* [Task item]:
An exact copy of each record is required.

* [Data excerpts]:
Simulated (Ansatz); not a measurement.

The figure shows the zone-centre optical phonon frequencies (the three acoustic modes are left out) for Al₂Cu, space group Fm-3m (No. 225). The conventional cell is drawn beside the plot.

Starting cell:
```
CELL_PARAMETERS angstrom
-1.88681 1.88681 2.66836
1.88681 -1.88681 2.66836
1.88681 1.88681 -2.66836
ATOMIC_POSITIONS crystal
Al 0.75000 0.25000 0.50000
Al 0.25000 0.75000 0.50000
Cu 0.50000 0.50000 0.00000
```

* [Task response]:
Simulated (Ansatz); not a measurement.

The figure shows the zone-centre optical phonon frequencies (the three acoustic modes are left out) for Al₂Cu, space group Fm-3m (No. 225). The conventional cell is drawn beside the plot.

Starting cell:
```
CELL_PARAMETERS angstrom
-1.88681 1.88681 2.66836
1.88681 -1.88681 2.66836
1.88681 1.88681 -2.66836
ATOMIC_POSITIONS crystal
Al 0.75000 0.25000 0.50000
Al 0.25000 0.75000 0.50000
Cu 0.50000 0.50000 0.00000
```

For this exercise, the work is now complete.